▶ [Work request]: Could you print every line from the first one of the records below through the line containing "LDA's correlation is", with both included and nothing else?

▶ [Source data]:
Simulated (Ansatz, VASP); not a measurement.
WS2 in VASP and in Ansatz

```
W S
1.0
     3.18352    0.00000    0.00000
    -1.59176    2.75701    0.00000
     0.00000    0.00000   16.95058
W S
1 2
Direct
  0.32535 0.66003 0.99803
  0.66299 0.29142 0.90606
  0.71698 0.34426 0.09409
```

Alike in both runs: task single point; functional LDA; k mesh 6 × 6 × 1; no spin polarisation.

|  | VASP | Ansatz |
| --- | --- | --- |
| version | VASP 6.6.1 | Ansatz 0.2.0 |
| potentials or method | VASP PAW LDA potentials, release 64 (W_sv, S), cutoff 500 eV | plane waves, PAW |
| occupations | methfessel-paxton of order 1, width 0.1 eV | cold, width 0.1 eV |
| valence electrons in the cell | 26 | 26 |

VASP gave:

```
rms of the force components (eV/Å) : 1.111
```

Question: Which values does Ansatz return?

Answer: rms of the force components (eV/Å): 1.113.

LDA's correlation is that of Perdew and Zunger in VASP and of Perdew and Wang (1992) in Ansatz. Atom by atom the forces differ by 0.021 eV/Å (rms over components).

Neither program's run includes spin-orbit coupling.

▶ [Task response]:
Simulated (Ansatz, VASP); not a measurement.
WS2 in VASP and in Ansatz

```
W S
1.0
     3.18352    0.00000    0.00000
    -1.59176    2.75701    0.00000
     0.00000    0.00000   16.95058
W S
1 2
Direct
  0.32535 0.66003 0.99803
  0.66299 0.29142 0.90606
  0.71698 0.34426 0.09409
```

Alike in both runs: task single point; functional LDA; k mesh 6 × 6 × 1; no spin polarisation.

|  | VASP | Ansatz |
| --- | --- | --- |
| version | VASP 6.6.1 | Ansatz 0.2.0 |
| potentials or method | VASP PAW LDA potentials, release 64 (W_sv, S), cutoff 500 eV | plane waves, PAW |
| occupations | methfessel-paxton of order 1, width 0.1 eV | cold, width 0.1 eV |
| valence electrons in the cell | 26 | 26 |

VASP gave:

```
rms of the force components (eV/Å) : 1.111
```

Question: Which values does Ansatz return?

Answer: rms of the force components (eV/Å): 1.113.

LDA's correlation is that of Perdew and Zunger in VASP and of Perdew and Wang (1992) in Ansatz. Atom by atom the forces differ by 0.021 eV/Å (rms over components).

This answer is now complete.